> **WORK REQUEST**: When you reach the line containing "POTCAR, in this", include it and stop; until then, return each line of the material exactly, starting with the first.

> **DATA RECORDS**:
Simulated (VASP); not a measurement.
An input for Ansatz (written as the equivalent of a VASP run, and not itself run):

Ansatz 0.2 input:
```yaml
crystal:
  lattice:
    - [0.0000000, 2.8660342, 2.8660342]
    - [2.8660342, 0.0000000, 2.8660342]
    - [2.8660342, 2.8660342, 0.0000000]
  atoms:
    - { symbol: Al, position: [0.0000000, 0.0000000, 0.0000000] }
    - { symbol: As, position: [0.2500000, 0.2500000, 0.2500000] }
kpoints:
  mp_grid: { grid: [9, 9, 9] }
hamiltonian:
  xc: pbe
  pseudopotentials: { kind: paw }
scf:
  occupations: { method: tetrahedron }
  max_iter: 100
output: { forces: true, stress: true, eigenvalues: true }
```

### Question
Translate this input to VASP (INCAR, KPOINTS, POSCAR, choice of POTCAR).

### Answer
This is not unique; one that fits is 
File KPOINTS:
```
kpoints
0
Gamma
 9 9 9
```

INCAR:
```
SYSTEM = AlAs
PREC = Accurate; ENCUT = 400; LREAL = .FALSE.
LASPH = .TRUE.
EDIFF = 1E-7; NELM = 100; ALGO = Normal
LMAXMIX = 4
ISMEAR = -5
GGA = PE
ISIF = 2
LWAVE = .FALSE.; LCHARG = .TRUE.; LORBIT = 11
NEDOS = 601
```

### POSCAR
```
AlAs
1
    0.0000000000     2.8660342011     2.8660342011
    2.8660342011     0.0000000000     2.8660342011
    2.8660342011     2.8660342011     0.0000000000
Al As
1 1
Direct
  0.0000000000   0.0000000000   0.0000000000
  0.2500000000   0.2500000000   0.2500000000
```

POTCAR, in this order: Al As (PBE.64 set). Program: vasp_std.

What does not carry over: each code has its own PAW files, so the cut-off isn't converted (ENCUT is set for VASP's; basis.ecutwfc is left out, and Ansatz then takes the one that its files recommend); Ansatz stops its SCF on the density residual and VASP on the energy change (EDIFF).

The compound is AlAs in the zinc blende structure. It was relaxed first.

> **YOUR RESPONSE**:
Simulated (VASP); not a measurement.
An input for Ansatz (written as the equivalent of a VASP run, and not itself run):

Ansatz 0.2 input:
```yaml
crystal:
  lattice:
    - [0.0000000, 2.8660342, 2.8660342]
    - [2.8660342, 0.0000000, 2.8660342]
    - [2.8660342, 2.8660342, 0.0000000]
  atoms:
    - { symbol: Al, position: [0.0000000, 0.0000000, 0.0000000] }
    - { symbol: As, position: [0.2500000, 0.2500000, 0.2500000] }
kpoints:
  mp_grid: { grid: [9, 9, 9] }
hamiltonian:
  xc: pbe
  pseudopotentials: { kind: paw }
scf:
  occupations: { method: tetrahedron }
  max_iter: 100
output: { forces: true, stress: true, eigenvalues: true }
```

### Question
Translate this input to VASP (INCAR, KPOINTS, POSCAR, choice of POTCAR).

### Answer
This is not unique; one that fits is 
File KPOINTS:
```
kpoints
0
Gamma
 9 9 9
```

INCAR:
```
SYSTEM = AlAs
PREC = Accurate; ENCUT = 400; LREAL = .FALSE.
LASPH = .TRUE.
EDIFF = 1E-7; NELM = 100; ALGO = Normal
LMAXMIX = 4
ISMEAR = -5
GGA = PE
ISIF = 2
LWAVE = .FALSE.; LCHARG = .TRUE.; LORBIT = 11
NEDOS = 601
```

### POSCAR
```
AlAs
1
    0.0000000000     2.8660342011     2.8660342011
    2.8660342011     0.0000000000     2.8660342011
    2.8660342011     2.8660342011     0.0000000000
Al As
1 1
Direct
  0.0000000000   0.0000000000   0.0000000000
  0.2500000000   0.2500000000   0.2500000000
```

POTCAR, in this order: Al As (PBE.64 set). Program: vasp_std.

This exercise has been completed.